** Work order **
Would you set down each line of the data below exactly?

● ● ● ● ● ● ●
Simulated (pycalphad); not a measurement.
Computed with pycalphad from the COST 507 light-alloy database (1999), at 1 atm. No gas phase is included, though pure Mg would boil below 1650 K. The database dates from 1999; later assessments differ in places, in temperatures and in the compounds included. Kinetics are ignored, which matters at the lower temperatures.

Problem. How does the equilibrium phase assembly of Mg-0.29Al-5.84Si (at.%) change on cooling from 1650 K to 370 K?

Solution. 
● ● ● ● ● ● ●

** Task output **
Simulated (pycalphad); not a measurement.
Computed with pycalphad from the COST 507 light-alloy database (1999), at 1 atm. No gas phase is included, though pure Mg would boil below 1650 K. The database dates from 1999; later assessments differ in places, in temperatures and in the compounds included. Kinetics are ignored, which matters at the lower temperatures.

Problem. How does the equilibrium phase assembly of Mg-0.29Al-5.84Si (at.%) change on cooling from 1650 K to 370 K?

Solution. 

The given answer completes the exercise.